### RECORDED DATA
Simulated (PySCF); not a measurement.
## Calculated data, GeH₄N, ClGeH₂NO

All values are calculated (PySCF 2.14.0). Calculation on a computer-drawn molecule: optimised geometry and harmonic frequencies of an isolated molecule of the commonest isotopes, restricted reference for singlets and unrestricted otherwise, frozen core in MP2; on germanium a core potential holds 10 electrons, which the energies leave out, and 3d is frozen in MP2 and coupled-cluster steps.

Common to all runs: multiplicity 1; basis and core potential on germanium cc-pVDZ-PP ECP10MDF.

### ACTION ITEM
In this exercise, reproduce each line above exactly.

### TASK ANSWER
Simulated (PySCF); not a measurement.
## Calculated data, GeH₄N, ClGeH₂NO

All values are calculated (PySCF 2.14.0). Calculation on a computer-drawn molecule: optimised geometry and harmonic frequencies of an isolated molecule of the commonest isotopes, restricted reference for singlets and unrestricted otherwise, frozen core in MP2; on germanium a core potential holds 10 electrons, which the energies leave out, and 3d is frozen in MP2 and coupled-cluster steps.

Common to all runs: multiplicity 1; basis and core potential on germanium cc-pVDZ-PP ECP10MDF.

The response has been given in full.